(Supplied records)

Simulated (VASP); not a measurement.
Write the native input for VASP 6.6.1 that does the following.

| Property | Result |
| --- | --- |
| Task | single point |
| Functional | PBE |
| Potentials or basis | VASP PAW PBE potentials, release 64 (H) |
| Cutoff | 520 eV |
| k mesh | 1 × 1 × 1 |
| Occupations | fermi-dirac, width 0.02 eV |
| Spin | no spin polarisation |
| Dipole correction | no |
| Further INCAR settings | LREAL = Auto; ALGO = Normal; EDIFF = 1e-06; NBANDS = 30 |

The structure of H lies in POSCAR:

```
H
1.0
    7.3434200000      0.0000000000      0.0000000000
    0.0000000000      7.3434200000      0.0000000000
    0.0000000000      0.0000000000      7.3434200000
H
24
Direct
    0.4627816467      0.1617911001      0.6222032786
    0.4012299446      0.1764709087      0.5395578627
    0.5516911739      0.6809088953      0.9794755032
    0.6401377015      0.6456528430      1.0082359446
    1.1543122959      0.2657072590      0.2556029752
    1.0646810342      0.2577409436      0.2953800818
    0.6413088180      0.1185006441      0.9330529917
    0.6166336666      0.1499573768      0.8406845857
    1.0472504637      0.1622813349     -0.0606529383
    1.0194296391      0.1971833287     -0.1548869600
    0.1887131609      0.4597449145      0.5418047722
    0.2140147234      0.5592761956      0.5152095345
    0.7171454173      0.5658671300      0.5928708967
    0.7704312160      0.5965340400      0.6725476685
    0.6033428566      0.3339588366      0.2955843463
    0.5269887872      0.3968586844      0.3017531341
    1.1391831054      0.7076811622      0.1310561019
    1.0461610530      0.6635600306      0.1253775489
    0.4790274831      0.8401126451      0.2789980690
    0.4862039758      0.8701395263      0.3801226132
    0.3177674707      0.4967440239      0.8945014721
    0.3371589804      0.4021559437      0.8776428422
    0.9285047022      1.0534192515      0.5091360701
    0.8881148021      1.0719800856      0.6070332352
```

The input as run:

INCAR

(End Supplied records)

● **Work item**: Give back, verbatim, the lines from the top of the entries above through the line containing "Cutoff | 520 eV |".

● **Answer box**:
Simulated (VASP); not a measurement.
Write the native input for VASP 6.6.1 that does the following.

| Property | Result |
| --- | --- |
| Task | single point |
| Functional | PBE |
| Potentials or basis | VASP PAW PBE potentials, release 64 (H) |
| Cutoff | 520 eV |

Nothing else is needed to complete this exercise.